(EXERCISE DATA Opens)

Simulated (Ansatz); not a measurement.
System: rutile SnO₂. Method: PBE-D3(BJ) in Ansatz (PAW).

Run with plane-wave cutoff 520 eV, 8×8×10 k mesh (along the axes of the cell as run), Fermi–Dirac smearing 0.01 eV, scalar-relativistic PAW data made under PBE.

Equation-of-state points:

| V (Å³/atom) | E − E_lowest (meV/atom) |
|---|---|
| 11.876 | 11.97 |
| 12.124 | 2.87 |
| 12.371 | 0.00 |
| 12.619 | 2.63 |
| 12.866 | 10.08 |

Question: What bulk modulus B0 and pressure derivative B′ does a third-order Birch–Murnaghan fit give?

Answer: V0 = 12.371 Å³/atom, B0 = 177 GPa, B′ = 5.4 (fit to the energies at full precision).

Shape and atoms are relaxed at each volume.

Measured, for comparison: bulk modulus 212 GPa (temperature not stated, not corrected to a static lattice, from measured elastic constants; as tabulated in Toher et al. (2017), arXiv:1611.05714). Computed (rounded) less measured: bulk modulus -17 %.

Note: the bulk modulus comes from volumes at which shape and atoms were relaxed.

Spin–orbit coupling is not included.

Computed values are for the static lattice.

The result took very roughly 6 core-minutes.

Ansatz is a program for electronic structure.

(EXERCISE DATA Closes)

The complete data is to be transcribed verbatim.

RESPONSE BOX -
Simulated (Ansatz); not a measurement.
System: rutile SnO₂. Method: PBE-D3(BJ) in Ansatz (PAW).

Run with plane-wave cutoff 520 eV, 8×8×10 k mesh (along the axes of the cell as run), Fermi–Dirac smearing 0.01 eV, scalar-relativistic PAW data made under PBE.

Equation-of-state points:

| V (Å³/atom) | E − E_lowest (meV/atom) |
|---|---|
| 11.876 | 11.97 |
| 12.124 | 2.87 |
| 12.371 | 0.00 |
| 12.619 | 2.63 |
| 12.866 | 10.08 |

Question: What bulk modulus B0 and pressure derivative B′ does a third-order Birch–Murnaghan fit give?

Answer: V0 = 12.371 Å³/atom, B0 = 177 GPa, B′ = 5.4 (fit to the energies at full precision).

Shape and atoms are relaxed at each volume.

Measured, for comparison: bulk modulus 212 GPa (temperature not stated, not corrected to a static lattice, from measured elastic constants; as tabulated in Toher et al. (2017), arXiv:1611.05714). Computed (rounded) less measured: bulk modulus -17 %.

Note: the bulk modulus comes from volumes at which shape and atoms were relaxed.

Spin–orbit coupling is not included.

Computed values are for the static lattice.

The result took very roughly 6 core-minutes.

Ansatz is a program for electronic structure.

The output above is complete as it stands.